WORK INSTRUCTION
Stop after the line with "Result: 1.5 GPa."; until then, please copy every line of the records word for word from the first.

------------------------------------------------
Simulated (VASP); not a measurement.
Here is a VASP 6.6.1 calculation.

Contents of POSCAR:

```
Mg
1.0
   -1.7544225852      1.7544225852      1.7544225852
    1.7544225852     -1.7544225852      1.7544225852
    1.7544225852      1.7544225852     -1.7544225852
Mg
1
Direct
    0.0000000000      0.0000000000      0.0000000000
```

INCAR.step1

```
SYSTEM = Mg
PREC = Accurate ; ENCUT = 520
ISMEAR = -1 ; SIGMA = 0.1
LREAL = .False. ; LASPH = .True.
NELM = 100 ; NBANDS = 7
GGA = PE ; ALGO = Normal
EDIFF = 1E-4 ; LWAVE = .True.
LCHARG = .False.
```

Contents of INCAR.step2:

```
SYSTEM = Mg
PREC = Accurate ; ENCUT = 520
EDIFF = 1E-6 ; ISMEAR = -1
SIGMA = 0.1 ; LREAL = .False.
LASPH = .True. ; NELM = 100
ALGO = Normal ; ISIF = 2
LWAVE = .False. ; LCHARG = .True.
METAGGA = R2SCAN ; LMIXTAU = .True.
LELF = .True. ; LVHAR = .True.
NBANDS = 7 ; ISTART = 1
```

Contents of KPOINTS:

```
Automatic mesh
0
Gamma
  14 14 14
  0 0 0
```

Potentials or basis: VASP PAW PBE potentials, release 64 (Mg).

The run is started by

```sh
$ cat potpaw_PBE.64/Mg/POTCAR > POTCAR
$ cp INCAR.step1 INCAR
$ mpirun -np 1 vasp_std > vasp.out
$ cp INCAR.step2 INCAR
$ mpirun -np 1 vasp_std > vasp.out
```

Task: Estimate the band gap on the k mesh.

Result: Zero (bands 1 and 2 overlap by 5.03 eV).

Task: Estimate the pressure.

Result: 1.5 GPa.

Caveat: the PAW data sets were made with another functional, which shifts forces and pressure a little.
------------------------------------------------

EXERCISE RESULT
Simulated (VASP); not a measurement.
Here is a VASP 6.6.1 calculation.

Contents of POSCAR:

```
Mg
1.0
   -1.7544225852      1.7544225852      1.7544225852
    1.7544225852     -1.7544225852      1.7544225852
    1.7544225852      1.7544225852     -1.7544225852
Mg
1
Direct
    0.0000000000      0.0000000000      0.0000000000
```

INCAR.step1

```
SYSTEM = Mg
PREC = Accurate ; ENCUT = 520
ISMEAR = -1 ; SIGMA = 0.1
LREAL = .False. ; LASPH = .True.
NELM = 100 ; NBANDS = 7
GGA = PE ; ALGO = Normal
EDIFF = 1E-4 ; LWAVE = .True.
LCHARG = .False.
```

Contents of INCAR.step2:

```
SYSTEM = Mg
PREC = Accurate ; ENCUT = 520
EDIFF = 1E-6 ; ISMEAR = -1
SIGMA = 0.1 ; LREAL = .False.
LASPH = .True. ; NELM = 100
ALGO = Normal ; ISIF = 2
LWAVE = .False. ; LCHARG = .True.
METAGGA = R2SCAN ; LMIXTAU = .True.
LELF = .True. ; LVHAR = .True.
NBANDS = 7 ; ISTART = 1
```

Contents of KPOINTS:

```
Automatic mesh
0
Gamma
  14 14 14
  0 0 0
```

Potentials or basis: VASP PAW PBE potentials, release 64 (Mg).

The run is started by

```sh
$ cat potpaw_PBE.64/Mg/POTCAR > POTCAR
$ cp INCAR.step1 INCAR
$ mpirun -np 1 vasp_std > vasp.out
$ cp INCAR.step2 INCAR
$ mpirun -np 1 vasp_std > vasp.out
```

Task: Estimate the band gap on the k mesh.

Result: Zero (bands 1 and 2 overlap by 5.03 eV).

Task: Estimate the pressure.

Result: 1.5 GPa.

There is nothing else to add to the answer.